--- Work task ---
Every line of the data must be copied exactly.

--- Extracted material ---
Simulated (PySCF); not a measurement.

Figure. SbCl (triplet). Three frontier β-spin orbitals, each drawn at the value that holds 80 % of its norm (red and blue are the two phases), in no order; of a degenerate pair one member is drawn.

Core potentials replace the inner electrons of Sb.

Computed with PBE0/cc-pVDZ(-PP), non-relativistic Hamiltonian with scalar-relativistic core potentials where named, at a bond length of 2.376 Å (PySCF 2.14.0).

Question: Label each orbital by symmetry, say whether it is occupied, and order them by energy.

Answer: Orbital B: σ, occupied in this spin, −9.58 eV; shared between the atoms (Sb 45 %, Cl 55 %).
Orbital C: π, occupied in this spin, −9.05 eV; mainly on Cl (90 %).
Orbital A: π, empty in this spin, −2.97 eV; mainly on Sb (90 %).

--- Written response ---
Simulated (PySCF); not a measurement.

Figure. SbCl (triplet). Three frontier β-spin orbitals, each drawn at the value that holds 80 % of its norm (red and blue are the two phases), in no order; of a degenerate pair one member is drawn.

Core potentials replace the inner electrons of Sb.

Computed with PBE0/cc-pVDZ(-PP), non-relativistic Hamiltonian with scalar-relativistic core potentials where named, at a bond length of 2.376 Å (PySCF 2.14.0).

Question: Label each orbital by symmetry, say whether it is occupied, and order them by energy.

Answer: Orbital B: σ, occupied in this spin, −9.58 eV; shared between the atoms (Sb 45 %, Cl 55 %).
Orbital C: π, occupied in this spin, −9.05 eV; mainly on Cl (90 %).
Orbital A: π, empty in this spin, −2.97 eV; mainly on Sb (90 %).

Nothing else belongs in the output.